**Supplied records**
·····
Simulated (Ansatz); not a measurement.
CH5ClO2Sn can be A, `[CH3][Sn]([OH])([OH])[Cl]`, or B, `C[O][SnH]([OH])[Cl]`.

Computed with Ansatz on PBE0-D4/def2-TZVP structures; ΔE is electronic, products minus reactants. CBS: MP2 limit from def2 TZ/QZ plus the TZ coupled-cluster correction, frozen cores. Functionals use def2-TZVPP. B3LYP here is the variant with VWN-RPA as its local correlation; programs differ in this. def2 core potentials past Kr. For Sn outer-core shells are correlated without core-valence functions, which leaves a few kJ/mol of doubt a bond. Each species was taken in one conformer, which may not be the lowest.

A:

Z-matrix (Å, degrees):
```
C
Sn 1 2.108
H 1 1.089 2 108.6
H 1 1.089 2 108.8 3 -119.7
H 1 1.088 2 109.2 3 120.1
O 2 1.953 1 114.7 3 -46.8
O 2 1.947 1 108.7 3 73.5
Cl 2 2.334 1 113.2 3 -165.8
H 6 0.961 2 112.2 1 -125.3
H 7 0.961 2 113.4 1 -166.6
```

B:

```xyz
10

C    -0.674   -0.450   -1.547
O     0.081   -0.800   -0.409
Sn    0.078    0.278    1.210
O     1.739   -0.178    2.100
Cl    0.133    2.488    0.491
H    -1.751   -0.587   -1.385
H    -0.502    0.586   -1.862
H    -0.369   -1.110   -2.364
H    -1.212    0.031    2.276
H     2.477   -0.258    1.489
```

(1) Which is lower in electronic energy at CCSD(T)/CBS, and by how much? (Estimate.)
·····

**Assigned task**
Repeat exactly the lines of the listing from its first line through the line that holds "CH5ClO2Sn can be". Nothing else should appear.

**Expected answer**
Simulated (Ansatz); not a measurement.
CH5ClO2Sn can be A, `[CH3][Sn]([OH])([OH])[Cl]`, or B, `C[O][SnH]([OH])[Cl]`.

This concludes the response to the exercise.